**EXERCISE:** When you output the entries, begin with the first line and end with the line containing "Potentials or basis: VASP", keeping each line exactly as it is.

══════

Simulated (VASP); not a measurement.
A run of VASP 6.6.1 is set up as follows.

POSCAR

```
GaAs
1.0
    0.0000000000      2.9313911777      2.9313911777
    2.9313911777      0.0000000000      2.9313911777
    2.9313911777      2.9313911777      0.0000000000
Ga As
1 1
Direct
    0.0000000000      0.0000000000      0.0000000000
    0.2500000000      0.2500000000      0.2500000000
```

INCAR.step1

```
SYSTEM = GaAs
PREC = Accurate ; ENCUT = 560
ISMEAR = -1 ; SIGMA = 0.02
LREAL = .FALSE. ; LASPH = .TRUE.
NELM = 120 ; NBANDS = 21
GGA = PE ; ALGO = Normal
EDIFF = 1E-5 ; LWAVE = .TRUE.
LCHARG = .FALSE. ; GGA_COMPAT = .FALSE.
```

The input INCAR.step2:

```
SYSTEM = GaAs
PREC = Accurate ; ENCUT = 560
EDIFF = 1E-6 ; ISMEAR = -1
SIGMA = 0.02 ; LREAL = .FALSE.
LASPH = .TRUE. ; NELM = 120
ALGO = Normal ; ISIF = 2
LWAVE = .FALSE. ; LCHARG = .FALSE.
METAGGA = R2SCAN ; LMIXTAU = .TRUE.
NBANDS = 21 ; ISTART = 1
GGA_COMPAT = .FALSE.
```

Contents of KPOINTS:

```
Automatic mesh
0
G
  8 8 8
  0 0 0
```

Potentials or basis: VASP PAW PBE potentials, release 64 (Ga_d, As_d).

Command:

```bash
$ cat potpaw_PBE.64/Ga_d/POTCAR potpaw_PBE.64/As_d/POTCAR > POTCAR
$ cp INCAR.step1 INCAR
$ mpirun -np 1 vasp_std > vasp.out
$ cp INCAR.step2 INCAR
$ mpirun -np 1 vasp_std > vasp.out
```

══════

**TASK ANSWER:**
Simulated (VASP); not a measurement.
A run of VASP 6.6.1 is set up as follows.

POSCAR

```
GaAs
1.0
    0.0000000000      2.9313911777      2.9313911777
    2.9313911777      0.0000000000      2.9313911777
    2.9313911777      2.9313911777      0.0000000000
Ga As
1 1
Direct
    0.0000000000      0.0000000000      0.0000000000
    0.2500000000      0.2500000000      0.2500000000
```

INCAR.step1

```
SYSTEM = GaAs
PREC = Accurate ; ENCUT = 560
ISMEAR = -1 ; SIGMA = 0.02
LREAL = .FALSE. ; LASPH = .TRUE.
NELM = 120 ; NBANDS = 21
GGA = PE ; ALGO = Normal
EDIFF = 1E-5 ; LWAVE = .TRUE.
LCHARG = .FALSE. ; GGA_COMPAT = .FALSE.
```

The input INCAR.step2:

```
SYSTEM = GaAs
PREC = Accurate ; ENCUT = 560
EDIFF = 1E-6 ; ISMEAR = -1
SIGMA = 0.02 ; LREAL = .FALSE.
LASPH = .TRUE. ; NELM = 120
ALGO = Normal ; ISIF = 2
LWAVE = .FALSE. ; LCHARG = .FALSE.
METAGGA = R2SCAN ; LMIXTAU = .TRUE.
NBANDS = 21 ; ISTART = 1
GGA_COMPAT = .FALSE.
```

Contents of KPOINTS:

```
Automatic mesh
0
G
  8 8 8
  0 0 0
```

Potentials or basis: VASP PAW PBE potentials, release 64 (Ga_d, As_d).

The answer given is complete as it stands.